- [Work order]: Stopping right after the line with "spin polarisation |", please reproduce the material below exactly from its first line.

- [Extracted data]:
= Beginning of Section =
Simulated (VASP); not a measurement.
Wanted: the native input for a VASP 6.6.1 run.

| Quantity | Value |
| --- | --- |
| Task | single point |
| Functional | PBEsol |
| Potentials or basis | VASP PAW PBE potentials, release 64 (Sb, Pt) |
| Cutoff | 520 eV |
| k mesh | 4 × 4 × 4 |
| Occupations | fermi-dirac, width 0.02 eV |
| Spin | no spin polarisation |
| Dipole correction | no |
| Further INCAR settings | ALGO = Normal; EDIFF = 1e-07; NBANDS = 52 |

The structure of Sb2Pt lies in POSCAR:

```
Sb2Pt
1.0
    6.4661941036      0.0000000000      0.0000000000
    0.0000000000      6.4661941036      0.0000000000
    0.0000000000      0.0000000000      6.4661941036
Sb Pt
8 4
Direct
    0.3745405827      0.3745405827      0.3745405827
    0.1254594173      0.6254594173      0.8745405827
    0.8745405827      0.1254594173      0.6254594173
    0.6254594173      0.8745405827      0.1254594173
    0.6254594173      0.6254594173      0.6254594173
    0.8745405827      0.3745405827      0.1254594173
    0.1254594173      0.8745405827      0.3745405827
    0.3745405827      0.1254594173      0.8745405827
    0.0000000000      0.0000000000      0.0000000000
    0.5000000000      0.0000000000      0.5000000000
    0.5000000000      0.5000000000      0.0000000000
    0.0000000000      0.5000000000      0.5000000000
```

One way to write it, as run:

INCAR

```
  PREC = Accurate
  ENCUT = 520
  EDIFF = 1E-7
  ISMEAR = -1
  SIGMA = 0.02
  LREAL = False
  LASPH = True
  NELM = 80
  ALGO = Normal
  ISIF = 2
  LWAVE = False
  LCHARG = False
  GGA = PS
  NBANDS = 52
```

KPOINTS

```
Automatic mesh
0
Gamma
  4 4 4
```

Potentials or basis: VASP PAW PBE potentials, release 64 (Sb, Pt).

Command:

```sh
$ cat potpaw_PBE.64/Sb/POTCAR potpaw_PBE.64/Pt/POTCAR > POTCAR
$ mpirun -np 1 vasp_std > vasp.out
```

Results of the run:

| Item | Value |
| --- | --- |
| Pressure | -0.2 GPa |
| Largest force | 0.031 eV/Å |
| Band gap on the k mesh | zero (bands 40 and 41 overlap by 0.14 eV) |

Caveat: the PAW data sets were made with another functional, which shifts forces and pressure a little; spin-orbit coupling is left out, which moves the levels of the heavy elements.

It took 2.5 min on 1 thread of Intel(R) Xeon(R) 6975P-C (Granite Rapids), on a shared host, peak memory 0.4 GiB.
= End of Section =

- [Written solution]:
Simulated (VASP); not a measurement.
Wanted: the native input for a VASP 6.6.1 run.

| Quantity | Value |
| --- | --- |
| Task | single point |
| Functional | PBEsol |
| Potentials or basis | VASP PAW PBE potentials, release 64 (Sb, Pt) |
| Cutoff | 520 eV |
| k mesh | 4 × 4 × 4 |
| Occupations | fermi-dirac, width 0.02 eV |
| Spin | no spin polarisation |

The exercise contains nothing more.